Your output should be the entries below, from the first line up to and including the line with "5.74 | -2.9 % | - |", reproduced exactly and with no other lines.

(Entries shown Opens)
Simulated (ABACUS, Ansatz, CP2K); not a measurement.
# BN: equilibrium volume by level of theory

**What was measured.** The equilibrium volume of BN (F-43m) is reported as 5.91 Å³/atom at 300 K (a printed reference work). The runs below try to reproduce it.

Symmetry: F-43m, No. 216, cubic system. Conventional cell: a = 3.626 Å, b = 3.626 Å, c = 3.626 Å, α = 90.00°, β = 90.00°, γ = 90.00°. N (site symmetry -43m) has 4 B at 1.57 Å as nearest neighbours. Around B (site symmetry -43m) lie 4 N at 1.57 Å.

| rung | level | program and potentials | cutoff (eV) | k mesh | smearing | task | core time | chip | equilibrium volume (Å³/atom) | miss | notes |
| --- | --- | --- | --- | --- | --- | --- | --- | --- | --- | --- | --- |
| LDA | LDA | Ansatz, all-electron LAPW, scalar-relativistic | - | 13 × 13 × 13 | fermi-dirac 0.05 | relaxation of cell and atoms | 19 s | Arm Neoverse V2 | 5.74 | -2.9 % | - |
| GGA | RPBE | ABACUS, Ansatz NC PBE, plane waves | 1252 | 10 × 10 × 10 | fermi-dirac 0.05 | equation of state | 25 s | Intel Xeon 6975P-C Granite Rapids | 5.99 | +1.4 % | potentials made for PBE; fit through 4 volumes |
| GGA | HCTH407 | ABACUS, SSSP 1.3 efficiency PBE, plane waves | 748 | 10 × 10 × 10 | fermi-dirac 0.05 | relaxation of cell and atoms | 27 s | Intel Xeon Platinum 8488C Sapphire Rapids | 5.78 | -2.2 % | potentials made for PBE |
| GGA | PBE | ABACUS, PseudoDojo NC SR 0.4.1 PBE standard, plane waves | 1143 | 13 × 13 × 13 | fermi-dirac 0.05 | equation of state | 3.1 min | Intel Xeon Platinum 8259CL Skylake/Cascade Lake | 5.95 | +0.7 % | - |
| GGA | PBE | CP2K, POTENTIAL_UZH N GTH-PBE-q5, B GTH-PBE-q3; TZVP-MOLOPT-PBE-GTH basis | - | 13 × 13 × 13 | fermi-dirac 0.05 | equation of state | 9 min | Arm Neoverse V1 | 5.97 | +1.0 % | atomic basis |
(Entries shown Closes)

Task output:
Simulated (ABACUS, Ansatz, CP2K); not a measurement.
# BN: equilibrium volume by level of theory

**What was measured.** The equilibrium volume of BN (F-43m) is reported as 5.91 Å³/atom at 300 K (a printed reference work). The runs below try to reproduce it.

Symmetry: F-43m, No. 216, cubic system. Conventional cell: a = 3.626 Å, b = 3.626 Å, c = 3.626 Å, α = 90.00°, β = 90.00°, γ = 90.00°. N (site symmetry -43m) has 4 B at 1.57 Å as nearest neighbours. Around B (site symmetry -43m) lie 4 N at 1.57 Å.

| rung | level | program and potentials | cutoff (eV) | k mesh | smearing | task | core time | chip | equilibrium volume (Å³/atom) | miss | notes |
| --- | --- | --- | --- | --- | --- | --- | --- | --- | --- | --- | --- |
| LDA | LDA | Ansatz, all-electron LAPW, scalar-relativistic | - | 13 × 13 × 13 | fermi-dirac 0.05 | relaxation of cell and atoms | 19 s | Arm Neoverse V2 | 5.74 | -2.9 % | - |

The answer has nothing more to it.